####

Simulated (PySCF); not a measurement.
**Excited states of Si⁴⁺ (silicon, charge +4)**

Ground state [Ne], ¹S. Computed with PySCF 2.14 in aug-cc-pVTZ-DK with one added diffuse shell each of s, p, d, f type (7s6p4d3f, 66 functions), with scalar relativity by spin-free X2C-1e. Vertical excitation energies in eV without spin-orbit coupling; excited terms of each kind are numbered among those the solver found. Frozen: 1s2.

####

** Work order **
Repeat the full set of records exactly.

** Task answer **
Simulated (PySCF); not a measurement.
**Excited states of Si⁴⁺ (silicon, charge +4)**

Ground state [Ne], ¹S. Computed with PySCF 2.14 in aug-cc-pVTZ-DK with one added diffuse shell each of s, p, d, f type (7s6p4d3f, 66 functions), with scalar relativity by spin-free X2C-1e. Vertical excitation energies in eV without spin-orbit coupling; excited terms of each kind are numbered among those the solver found. Frozen: 1s2.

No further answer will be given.